_Requirement_
Of the lines listed below, return exactly those that run from the line containing "D) Mg from 0.447 to 0.894 mg/kgw" through the line containing "A: B, all concentrations", both included.

================================

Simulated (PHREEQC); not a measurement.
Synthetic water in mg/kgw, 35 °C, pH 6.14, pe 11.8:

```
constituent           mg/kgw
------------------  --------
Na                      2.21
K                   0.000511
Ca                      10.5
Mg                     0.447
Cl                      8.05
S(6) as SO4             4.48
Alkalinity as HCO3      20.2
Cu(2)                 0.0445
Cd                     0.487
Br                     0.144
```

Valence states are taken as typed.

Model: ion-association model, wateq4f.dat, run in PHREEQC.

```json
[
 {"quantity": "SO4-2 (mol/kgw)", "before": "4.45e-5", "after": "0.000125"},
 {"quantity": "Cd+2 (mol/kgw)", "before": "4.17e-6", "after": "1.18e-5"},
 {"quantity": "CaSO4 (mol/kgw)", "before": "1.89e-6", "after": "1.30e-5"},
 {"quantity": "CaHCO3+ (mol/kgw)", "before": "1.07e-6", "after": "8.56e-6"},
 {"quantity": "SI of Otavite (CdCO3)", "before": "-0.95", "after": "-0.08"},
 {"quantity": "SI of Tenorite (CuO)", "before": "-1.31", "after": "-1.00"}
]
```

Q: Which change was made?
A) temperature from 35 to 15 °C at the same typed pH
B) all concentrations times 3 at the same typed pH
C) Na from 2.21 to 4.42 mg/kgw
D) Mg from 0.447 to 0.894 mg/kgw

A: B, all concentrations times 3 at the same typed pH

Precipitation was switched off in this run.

================================

_Your solution_
D) Mg from 0.447 to 0.894 mg/kgw

A: B, all concentrations times 3 at the same typed pH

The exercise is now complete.